★ ★ ★ ★ ★

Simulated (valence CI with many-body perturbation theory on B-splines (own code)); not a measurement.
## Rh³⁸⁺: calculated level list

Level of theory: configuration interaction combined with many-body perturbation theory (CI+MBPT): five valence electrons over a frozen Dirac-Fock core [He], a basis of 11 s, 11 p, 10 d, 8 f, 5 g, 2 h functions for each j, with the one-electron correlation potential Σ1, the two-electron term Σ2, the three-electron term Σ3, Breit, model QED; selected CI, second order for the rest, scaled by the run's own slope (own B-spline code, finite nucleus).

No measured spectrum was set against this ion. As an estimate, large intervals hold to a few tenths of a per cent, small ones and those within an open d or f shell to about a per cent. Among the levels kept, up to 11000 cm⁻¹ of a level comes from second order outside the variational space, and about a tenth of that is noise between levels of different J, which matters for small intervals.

★ ★ ★ ★ ★

- [Assignment] What this exercise asks for is the data above, retyped exactly.

- [Result]
Simulated (valence CI with many-body perturbation theory on B-splines (own code)); not a measurement.
## Rh³⁸⁺: calculated level list

Level of theory: configuration interaction combined with many-body perturbation theory (CI+MBPT): five valence electrons over a frozen Dirac-Fock core [He], a basis of 11 s, 11 p, 10 d, 8 f, 5 g, 2 h functions for each j, with the one-electron correlation potential Σ1, the two-electron term Σ2, the three-electron term Σ3, Breit, model QED; selected CI, second order for the rest, scaled by the run's own slope (own B-spline code, finite nucleus).

No measured spectrum was set against this ion. As an estimate, large intervals hold to a few tenths of a per cent, small ones and those within an open d or f shell to about a per cent. Among the levels kept, up to 11000 cm⁻¹ of a level comes from second order outside the variational space, and about a tenth of that is noise between levels of different J, which matters for small intervals.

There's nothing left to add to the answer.